■ Work request
Give back an exact copy of the lines from the start of the material through the line bearing "Isolated molecule, no solvent.". Include both ends and nothing else.

=== Section Start ===
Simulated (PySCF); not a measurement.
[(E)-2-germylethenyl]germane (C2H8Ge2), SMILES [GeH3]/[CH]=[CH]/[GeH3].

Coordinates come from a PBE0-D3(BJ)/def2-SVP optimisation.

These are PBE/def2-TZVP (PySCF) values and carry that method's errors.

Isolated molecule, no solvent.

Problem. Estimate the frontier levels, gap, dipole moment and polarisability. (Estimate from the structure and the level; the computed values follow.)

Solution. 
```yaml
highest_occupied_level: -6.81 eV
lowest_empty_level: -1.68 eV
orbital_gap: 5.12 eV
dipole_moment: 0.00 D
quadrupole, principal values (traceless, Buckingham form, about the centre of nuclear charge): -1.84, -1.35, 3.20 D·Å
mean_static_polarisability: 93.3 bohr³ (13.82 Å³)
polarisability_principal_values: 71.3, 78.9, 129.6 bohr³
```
=== Section End ===

■ Written answer
Simulated (PySCF); not a measurement.
[(E)-2-germylethenyl]germane (C2H8Ge2), SMILES [GeH3]/[CH]=[CH]/[GeH3].

Coordinates come from a PBE0-D3(BJ)/def2-SVP optimisation.

These are PBE/def2-TZVP (PySCF) values and carry that method's errors.

Isolated molecule, no solvent.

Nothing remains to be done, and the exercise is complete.